Which lines run from the start of the data below to the line containing "This ball-and-stick model"? Set them down exactly, with none added.

BEGIN DATASET CONTENT

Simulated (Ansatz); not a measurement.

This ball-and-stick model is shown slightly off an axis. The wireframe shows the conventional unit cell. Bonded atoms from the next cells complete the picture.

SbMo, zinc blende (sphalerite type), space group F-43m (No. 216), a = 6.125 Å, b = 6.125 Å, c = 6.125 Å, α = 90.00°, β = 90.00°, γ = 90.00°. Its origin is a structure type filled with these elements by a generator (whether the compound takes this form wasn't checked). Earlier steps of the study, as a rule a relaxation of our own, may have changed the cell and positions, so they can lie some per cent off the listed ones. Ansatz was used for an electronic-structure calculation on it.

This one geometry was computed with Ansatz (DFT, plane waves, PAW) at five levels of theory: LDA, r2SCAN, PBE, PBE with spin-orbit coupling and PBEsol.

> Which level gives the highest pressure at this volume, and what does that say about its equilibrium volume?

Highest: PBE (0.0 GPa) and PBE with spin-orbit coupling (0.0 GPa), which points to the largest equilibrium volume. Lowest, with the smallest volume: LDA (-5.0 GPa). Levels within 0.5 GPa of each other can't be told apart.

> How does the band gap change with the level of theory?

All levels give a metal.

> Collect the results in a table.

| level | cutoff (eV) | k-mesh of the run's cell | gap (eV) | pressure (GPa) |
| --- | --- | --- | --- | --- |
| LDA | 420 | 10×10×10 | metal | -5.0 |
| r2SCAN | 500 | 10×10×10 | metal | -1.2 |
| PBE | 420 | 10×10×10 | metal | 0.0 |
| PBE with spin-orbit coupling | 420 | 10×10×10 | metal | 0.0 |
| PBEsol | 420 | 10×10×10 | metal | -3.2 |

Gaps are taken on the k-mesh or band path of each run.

END DATASET CONTENT

**TASK ANSWER**
Simulated (Ansatz); not a measurement.

This ball-and-stick model is shown slightly off an axis. The wireframe shows the conventional unit cell. Bonded atoms from the next cells complete the picture.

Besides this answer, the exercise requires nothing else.